# Data to examine
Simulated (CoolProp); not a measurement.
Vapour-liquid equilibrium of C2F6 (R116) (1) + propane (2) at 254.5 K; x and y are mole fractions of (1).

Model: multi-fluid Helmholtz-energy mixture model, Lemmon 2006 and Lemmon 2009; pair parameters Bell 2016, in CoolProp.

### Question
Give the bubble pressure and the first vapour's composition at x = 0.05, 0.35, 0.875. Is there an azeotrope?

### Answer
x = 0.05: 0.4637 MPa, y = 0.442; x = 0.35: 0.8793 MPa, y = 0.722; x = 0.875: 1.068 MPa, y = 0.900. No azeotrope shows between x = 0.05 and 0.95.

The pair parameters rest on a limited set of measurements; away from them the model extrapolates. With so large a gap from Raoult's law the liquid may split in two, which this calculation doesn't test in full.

# Required action
What you return must be an exact retyping of the lines above starting at the line with "Vapour-liquid equilibrium of" and ending at the line with "x = 0.05: 0.4637", and nothing besides.

# Exercise output
Vapour-liquid equilibrium of C2F6 (R116) (1) + propane (2) at 254.5 K; x and y are mole fractions of (1).

Model: multi-fluid Helmholtz-energy mixture model, Lemmon 2006 and Lemmon 2009; pair parameters Bell 2016, in CoolProp.

### Question
Give the bubble pressure and the first vapour's composition at x = 0.05, 0.35, 0.875. Is there an azeotrope?

### Answer
x = 0.05: 0.4637 MPa, y = 0.442; x = 0.35: 0.8793 MPa, y = 0.722; x = 0.875: 1.068 MPa, y = 0.900. No azeotrope shows between x = 0.05 and 0.95.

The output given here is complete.